_Brief_
Your task is to repeat exactly the lines below between the line holding "The run is started by" and the line holding "Result: -12.9 GPa.", inclusive, and only those.

_Information given_
■ ■ ■ ■ ■
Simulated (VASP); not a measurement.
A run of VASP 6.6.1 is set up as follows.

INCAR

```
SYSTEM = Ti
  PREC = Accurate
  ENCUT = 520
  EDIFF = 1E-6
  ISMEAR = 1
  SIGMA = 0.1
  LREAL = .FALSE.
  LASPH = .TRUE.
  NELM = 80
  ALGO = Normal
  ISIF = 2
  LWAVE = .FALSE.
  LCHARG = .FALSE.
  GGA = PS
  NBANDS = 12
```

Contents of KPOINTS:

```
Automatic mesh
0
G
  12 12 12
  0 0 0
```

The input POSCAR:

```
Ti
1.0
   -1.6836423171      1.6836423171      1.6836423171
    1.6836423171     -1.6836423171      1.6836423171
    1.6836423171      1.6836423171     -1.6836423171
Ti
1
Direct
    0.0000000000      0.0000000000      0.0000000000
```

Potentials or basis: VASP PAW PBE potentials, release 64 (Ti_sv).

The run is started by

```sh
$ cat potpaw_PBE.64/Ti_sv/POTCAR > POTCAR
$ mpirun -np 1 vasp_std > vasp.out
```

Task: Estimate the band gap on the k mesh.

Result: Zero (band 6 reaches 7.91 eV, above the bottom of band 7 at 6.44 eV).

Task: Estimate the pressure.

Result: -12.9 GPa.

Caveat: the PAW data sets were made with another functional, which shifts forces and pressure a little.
■ ■ ■ ■ ■

_Exercise result_
The run is started by

```sh
$ cat potpaw_PBE.64/Ti_sv/POTCAR > POTCAR
$ mpirun -np 1 vasp_std > vasp.out
```

Task: Estimate the band gap on the k mesh.

Result: Zero (band 6 reaches 7.91 eV, above the bottom of band 7 at 6.44 eV).

Task: Estimate the pressure.

Result: -12.9 GPa.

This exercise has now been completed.